Work request: After finding the line with "single point |" in the entries below, retype exactly each line from there through the line with "NBANDS = 209 |", including that final line.

################
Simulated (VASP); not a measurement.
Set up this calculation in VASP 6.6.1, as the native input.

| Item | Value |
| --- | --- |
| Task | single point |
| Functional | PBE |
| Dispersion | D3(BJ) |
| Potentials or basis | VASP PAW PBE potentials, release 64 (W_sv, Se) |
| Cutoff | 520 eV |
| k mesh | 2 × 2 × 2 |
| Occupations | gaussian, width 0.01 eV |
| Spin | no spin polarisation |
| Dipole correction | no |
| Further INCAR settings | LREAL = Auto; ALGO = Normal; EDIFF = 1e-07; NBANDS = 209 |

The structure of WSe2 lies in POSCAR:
################

Worked solution:
| Task | single point |
| Functional | PBE |
| Dispersion | D3(BJ) |
| Potentials or basis | VASP PAW PBE potentials, release 64 (W_sv, Se) |
| Cutoff | 520 eV |
| k mesh | 2 × 2 × 2 |
| Occupations | gaussian, width 0.01 eV |
| Spin | no spin polarisation |
| Dipole correction | no |
| Further INCAR settings | LREAL = Auto; ALGO = Normal; EDIFF = 1e-07; NBANDS = 209 |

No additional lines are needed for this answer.